**REQUIREMENT**:
What appears from the first line of the records below through the line containing "# Er2+: 5p photoemission" must be reproduced verbatim.

PROVIDED INFORMATION below:

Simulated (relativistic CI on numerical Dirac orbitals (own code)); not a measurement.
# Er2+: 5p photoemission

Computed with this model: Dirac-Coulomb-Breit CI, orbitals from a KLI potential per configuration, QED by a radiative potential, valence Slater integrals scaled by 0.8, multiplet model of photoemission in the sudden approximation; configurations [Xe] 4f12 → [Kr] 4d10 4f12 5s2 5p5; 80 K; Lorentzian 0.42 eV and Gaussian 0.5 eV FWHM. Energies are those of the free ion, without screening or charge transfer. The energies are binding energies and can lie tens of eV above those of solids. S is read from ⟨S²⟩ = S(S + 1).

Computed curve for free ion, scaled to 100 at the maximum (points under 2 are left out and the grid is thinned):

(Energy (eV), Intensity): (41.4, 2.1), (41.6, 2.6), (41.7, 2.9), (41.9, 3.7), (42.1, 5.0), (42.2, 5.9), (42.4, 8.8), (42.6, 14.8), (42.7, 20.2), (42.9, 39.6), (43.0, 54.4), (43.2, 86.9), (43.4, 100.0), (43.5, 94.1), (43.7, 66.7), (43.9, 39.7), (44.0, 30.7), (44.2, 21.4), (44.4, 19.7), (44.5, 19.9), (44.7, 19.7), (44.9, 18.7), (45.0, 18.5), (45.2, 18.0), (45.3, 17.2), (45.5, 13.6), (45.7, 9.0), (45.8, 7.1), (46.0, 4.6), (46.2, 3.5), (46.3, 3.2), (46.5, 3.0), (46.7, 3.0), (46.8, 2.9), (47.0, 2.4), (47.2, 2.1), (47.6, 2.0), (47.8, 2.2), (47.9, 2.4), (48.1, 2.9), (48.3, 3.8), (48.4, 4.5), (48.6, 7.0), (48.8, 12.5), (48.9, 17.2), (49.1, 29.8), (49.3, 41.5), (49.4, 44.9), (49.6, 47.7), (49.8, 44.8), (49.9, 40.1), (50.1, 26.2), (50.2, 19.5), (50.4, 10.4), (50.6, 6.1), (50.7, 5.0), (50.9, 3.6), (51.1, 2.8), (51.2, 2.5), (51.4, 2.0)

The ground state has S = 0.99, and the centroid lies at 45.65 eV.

End of PROVIDED INFORMATION.

**TASK RESPONSE**:
Simulated (relativistic CI on numerical Dirac orbitals (own code)); not a measurement.
# Er2+: 5p photoemission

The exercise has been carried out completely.